- **Work task**:
This task calls for the complete listing below, reproduced exactly.

- **Excerpted data**:

....

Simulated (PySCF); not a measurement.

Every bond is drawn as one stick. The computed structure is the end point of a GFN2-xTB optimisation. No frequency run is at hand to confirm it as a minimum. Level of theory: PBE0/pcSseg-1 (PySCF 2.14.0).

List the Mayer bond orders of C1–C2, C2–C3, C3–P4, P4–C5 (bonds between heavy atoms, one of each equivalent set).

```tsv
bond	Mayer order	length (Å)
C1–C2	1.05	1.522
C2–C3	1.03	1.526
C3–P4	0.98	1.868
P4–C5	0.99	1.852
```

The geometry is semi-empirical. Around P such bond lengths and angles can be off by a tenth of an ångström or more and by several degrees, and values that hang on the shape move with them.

....

- **Worked solution**:
Simulated (PySCF); not a measurement.

Every bond is drawn as one stick. The computed structure is the end point of a GFN2-xTB optimisation. No frequency run is at hand to confirm it as a minimum. Level of theory: PBE0/pcSseg-1 (PySCF 2.14.0).

List the Mayer bond orders of C1–C2, C2–C3, C3–P4, P4–C5 (bonds between heavy atoms, one of each equivalent set).

```tsv
bond	Mayer order	length (Å)
C1–C2	1.05	1.522
C2–C3	1.03	1.526
C3–P4	0.98	1.868
P4–C5	0.99	1.852
```

The geometry is semi-empirical. Around P such bond lengths and angles can be off by a tenth of an ångström or more and by several degrees, and values that hang on the shape move with them.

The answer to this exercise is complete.